Work task: Extract, unchanged, each line of the listing below from its first line through the line that contains "## Polarisability and", inclusive, and nothing else.

Information given:
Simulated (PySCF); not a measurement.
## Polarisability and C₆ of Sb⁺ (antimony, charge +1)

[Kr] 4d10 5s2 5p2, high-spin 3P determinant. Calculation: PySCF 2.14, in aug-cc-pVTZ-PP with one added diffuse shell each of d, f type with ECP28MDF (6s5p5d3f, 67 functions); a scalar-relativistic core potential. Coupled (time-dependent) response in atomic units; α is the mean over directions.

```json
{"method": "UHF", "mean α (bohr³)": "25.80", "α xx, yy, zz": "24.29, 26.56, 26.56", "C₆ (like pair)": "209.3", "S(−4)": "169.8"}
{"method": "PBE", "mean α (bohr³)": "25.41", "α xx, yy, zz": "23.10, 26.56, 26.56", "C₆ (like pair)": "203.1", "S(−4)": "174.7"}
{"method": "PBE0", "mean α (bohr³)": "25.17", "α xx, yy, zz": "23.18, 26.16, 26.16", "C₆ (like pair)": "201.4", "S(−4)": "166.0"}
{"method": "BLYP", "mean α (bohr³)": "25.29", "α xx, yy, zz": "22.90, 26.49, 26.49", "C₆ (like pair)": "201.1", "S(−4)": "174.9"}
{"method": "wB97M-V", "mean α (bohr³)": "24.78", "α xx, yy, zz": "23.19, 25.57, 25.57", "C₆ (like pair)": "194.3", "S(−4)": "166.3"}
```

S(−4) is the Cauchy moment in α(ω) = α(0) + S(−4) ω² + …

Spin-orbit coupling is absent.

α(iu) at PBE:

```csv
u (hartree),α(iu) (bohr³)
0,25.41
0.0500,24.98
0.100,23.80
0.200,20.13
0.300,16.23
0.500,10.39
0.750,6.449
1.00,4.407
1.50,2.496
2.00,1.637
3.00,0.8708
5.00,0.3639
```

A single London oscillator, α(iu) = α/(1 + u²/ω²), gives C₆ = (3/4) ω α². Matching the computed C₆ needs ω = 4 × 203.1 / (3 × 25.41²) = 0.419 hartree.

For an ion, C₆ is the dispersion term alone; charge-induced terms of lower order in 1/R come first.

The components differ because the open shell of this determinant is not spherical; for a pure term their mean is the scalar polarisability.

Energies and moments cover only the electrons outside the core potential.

Reply:
Simulated (PySCF); not a measurement.
## Polarisability and C₆ of Sb⁺ (antimony, charge +1)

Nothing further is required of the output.